______________________________

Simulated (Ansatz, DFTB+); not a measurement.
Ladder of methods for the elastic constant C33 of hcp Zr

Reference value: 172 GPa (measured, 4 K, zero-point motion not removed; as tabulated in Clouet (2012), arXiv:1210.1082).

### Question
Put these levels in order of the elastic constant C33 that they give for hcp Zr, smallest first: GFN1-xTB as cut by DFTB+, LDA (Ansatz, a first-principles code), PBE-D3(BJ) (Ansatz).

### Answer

______________________________

■ **Activity**
The listing above must be transcribed exactly, line by line.

■ **Exercise response**
Simulated (Ansatz, DFTB+); not a measurement.
Ladder of methods for the elastic constant C33 of hcp Zr

Reference value: 172 GPa (measured, 4 K, zero-point motion not removed; as tabulated in Clouet (2012), arXiv:1210.1082).

### Question
Put these levels in order of the elastic constant C33 that they give for hcp Zr, smallest first: GFN1-xTB as cut by DFTB+, LDA (Ansatz, a first-principles code), PBE-D3(BJ) (Ansatz).

### Answer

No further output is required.